ASSIGNED TASK - Reproduce the lines of the listing exactly, beginning at the top, until the line with "0.91 | 13.6 |" has been reproduced too.

INFORMATION GIVEN -

####################

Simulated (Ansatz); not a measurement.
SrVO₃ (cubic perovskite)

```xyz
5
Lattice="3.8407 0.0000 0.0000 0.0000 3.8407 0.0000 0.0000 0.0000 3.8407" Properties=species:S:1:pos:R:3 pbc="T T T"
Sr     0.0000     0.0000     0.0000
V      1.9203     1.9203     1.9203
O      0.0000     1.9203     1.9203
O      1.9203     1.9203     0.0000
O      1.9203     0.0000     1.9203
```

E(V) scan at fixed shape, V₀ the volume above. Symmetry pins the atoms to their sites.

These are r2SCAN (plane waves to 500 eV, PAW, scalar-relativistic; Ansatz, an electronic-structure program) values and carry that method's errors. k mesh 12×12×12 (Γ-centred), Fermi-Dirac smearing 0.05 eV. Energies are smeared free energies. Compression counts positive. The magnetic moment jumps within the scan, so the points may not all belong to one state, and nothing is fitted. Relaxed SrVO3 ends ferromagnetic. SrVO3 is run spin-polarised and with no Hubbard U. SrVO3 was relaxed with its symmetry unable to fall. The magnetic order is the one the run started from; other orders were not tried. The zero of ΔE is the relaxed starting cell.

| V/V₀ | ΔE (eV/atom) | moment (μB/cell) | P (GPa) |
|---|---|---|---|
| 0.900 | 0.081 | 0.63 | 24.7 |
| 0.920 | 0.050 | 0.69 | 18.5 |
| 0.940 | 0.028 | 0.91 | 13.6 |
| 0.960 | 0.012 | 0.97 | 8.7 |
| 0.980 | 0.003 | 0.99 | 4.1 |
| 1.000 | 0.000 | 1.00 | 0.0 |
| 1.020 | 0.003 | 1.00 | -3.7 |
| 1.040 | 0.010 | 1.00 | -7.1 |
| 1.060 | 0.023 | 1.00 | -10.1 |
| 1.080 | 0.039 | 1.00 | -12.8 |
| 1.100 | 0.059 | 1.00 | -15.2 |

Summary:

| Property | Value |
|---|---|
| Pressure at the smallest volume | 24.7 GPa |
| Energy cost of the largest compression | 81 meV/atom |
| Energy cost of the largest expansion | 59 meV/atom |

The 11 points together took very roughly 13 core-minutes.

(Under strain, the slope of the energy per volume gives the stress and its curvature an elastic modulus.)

####################

RESPONSE -
Simulated (Ansatz); not a measurement.
SrVO₃ (cubic perovskite)

```xyz
5
Lattice="3.8407 0.0000 0.0000 0.0000 3.8407 0.0000 0.0000 0.0000 3.8407" Properties=species:S:1:pos:R:3 pbc="T T T"
Sr     0.0000     0.0000     0.0000
V      1.9203     1.9203     1.9203
O      0.0000     1.9203     1.9203
O      1.9203     1.9203     0.0000
O      1.9203     0.0000     1.9203
```

E(V) scan at fixed shape, V₀ the volume above. Symmetry pins the atoms to their sites.

These are r2SCAN (plane waves to 500 eV, PAW, scalar-relativistic; Ansatz, an electronic-structure program) values and carry that method's errors. k mesh 12×12×12 (Γ-centred), Fermi-Dirac smearing 0.05 eV. Energies are smeared free energies. Compression counts positive. The magnetic moment jumps within the scan, so the points may not all belong to one state, and nothing is fitted. Relaxed SrVO3 ends ferromagnetic. SrVO3 is run spin-polarised and with no Hubbard U. SrVO3 was relaxed with its symmetry unable to fall. The magnetic order is the one the run started from; other orders were not tried. The zero of ΔE is the relaxed starting cell.

| V/V₀ | ΔE (eV/atom) | moment (μB/cell) | P (GPa) |
|---|---|---|---|
| 0.900 | 0.081 | 0.63 | 24.7 |
| 0.920 | 0.050 | 0.69 | 18.5 |
| 0.940 | 0.028 | 0.91 | 13.6 |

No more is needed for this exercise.